Print the first line of the data below and every one after it, through the line containing "T = Gamma_L", exactly as written.

□ □ □ □

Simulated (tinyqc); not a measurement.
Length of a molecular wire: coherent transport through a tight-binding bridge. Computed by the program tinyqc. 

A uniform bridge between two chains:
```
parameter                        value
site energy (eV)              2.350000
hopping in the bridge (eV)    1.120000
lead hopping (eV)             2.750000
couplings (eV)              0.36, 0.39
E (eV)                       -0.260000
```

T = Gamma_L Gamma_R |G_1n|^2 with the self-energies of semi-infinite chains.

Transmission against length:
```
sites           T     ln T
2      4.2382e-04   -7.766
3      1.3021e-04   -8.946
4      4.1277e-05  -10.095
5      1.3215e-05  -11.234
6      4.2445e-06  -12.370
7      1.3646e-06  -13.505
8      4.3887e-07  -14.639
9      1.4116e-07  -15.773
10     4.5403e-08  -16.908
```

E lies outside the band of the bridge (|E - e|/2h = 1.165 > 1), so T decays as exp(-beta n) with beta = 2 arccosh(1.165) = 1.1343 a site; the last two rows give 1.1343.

□ □ □ □

**ANSWER SPACE:**
Simulated (tinyqc); not a measurement.
Length of a molecular wire: coherent transport through a tight-binding bridge. Computed by the program tinyqc. 

A uniform bridge between two chains:
```
parameter                        value
site energy (eV)              2.350000
hopping in the bridge (eV)    1.120000
lead hopping (eV)             2.750000
couplings (eV)              0.36, 0.39
E (eV)                       -0.260000
```

T = Gamma_L Gamma_R |G_1n|^2 with the self-energies of semi-infinite chains.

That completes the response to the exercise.